# ASSIGNED TASK
Repeat exactly, please, the lines that begin at the start of the listing and end at the line holding "Change from the".

+++ GIVEN DATA +++

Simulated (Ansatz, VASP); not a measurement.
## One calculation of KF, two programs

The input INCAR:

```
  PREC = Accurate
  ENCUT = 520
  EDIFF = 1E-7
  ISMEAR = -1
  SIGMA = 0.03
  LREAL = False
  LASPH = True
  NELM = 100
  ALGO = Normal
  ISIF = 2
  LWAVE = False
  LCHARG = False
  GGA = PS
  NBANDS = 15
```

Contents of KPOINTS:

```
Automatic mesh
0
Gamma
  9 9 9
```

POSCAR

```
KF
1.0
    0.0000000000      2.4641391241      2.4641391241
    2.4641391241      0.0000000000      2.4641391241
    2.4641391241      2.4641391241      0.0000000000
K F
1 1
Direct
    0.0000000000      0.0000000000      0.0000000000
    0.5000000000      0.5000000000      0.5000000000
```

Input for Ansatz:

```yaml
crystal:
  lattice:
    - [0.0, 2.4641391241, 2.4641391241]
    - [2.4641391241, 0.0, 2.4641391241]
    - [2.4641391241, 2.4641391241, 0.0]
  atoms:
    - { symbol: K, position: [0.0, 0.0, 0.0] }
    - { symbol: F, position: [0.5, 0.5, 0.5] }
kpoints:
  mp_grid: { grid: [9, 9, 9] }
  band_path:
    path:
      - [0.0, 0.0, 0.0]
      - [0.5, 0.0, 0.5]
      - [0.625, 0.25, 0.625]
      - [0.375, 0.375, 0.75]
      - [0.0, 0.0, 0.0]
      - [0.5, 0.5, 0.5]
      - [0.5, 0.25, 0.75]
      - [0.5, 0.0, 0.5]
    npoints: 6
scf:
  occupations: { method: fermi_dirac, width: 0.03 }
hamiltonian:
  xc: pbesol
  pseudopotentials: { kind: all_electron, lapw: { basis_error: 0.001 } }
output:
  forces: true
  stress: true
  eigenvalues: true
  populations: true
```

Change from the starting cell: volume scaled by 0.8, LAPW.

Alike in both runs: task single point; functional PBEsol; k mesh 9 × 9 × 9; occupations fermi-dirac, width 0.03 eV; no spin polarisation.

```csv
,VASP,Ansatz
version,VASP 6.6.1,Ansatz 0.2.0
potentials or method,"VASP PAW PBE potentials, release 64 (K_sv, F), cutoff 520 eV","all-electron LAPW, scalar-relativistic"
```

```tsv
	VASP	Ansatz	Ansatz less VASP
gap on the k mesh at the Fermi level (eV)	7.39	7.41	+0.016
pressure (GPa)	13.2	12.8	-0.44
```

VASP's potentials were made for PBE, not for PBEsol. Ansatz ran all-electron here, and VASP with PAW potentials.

+++

# WRITTEN RESPONSE
Simulated (Ansatz, VASP); not a measurement.
## One calculation of KF, two programs

The input INCAR:

```
  PREC = Accurate
  ENCUT = 520
  EDIFF = 1E-7
  ISMEAR = -1
  SIGMA = 0.03
  LREAL = False
  LASPH = True
  NELM = 100
  ALGO = Normal
  ISIF = 2
  LWAVE = False
  LCHARG = False
  GGA = PS
  NBANDS = 15
```

Contents of KPOINTS:

```
Automatic mesh
0
Gamma
  9 9 9
```

POSCAR

```
KF
1.0
    0.0000000000      2.4641391241      2.4641391241
    2.4641391241      0.0000000000      2.4641391241
    2.4641391241      2.4641391241      0.0000000000
K F
1 1
Direct
    0.0000000000      0.0000000000      0.0000000000
    0.5000000000      0.5000000000      0.5000000000
```

Input for Ansatz:

```yaml
crystal:
  lattice:
    - [0.0, 2.4641391241, 2.4641391241]
    - [2.4641391241, 0.0, 2.4641391241]
    - [2.4641391241, 2.4641391241, 0.0]
  atoms:
    - { symbol: K, position: [0.0, 0.0, 0.0] }
    - { symbol: F, position: [0.5, 0.5, 0.5] }
kpoints:
  mp_grid: { grid: [9, 9, 9] }
  band_path:
    path:
      - [0.0, 0.0, 0.0]
      - [0.5, 0.0, 0.5]
      - [0.625, 0.25, 0.625]
      - [0.375, 0.375, 0.75]
      - [0.0, 0.0, 0.0]
      - [0.5, 0.5, 0.5]
      - [0.5, 0.25, 0.75]
      - [0.5, 0.0, 0.5]
    npoints: 6
scf:
  occupations: { method: fermi_dirac, width: 0.03 }
hamiltonian:
  xc: pbesol
  pseudopotentials: { kind: all_electron, lapw: { basis_error: 0.001 } }
output:
  forces: true
  stress: true
  eigenvalues: true
  populations: true
```

Change from the starting cell: volume scaled by 0.8, LAPW.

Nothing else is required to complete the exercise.